Given entries
####################

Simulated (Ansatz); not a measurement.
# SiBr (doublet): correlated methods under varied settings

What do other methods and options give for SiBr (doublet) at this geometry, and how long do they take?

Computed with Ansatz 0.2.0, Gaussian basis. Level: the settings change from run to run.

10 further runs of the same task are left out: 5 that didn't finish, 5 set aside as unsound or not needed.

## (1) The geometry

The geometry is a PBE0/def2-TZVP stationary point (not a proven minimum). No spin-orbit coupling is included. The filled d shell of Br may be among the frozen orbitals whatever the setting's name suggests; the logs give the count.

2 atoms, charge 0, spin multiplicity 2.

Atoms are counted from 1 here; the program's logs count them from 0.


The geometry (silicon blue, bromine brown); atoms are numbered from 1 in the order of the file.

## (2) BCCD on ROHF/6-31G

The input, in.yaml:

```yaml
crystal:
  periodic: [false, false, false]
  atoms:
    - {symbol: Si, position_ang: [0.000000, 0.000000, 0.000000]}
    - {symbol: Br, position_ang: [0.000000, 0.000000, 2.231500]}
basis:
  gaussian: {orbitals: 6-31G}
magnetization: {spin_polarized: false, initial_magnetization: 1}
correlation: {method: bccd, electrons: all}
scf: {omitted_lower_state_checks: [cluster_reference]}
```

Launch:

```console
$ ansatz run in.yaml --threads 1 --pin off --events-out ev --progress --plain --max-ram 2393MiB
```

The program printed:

####################

Requirement
Word for word, restate the lines above from the line containing "10 further runs" through the line containing "Atoms are counted", with both included and nothing else.

Task answer
10 further runs of the same task are left out: 5 that didn't finish, 5 set aside as unsound or not needed.

## (1) The geometry

The geometry is a PBE0/def2-TZVP stationary point (not a proven minimum). No spin-orbit coupling is included. The filled d shell of Br may be among the frozen orbitals whatever the setting's name suggests; the logs give the count.

2 atoms, charge 0, spin multiplicity 2.

Atoms are counted from 1 here; the program's logs count them from 0.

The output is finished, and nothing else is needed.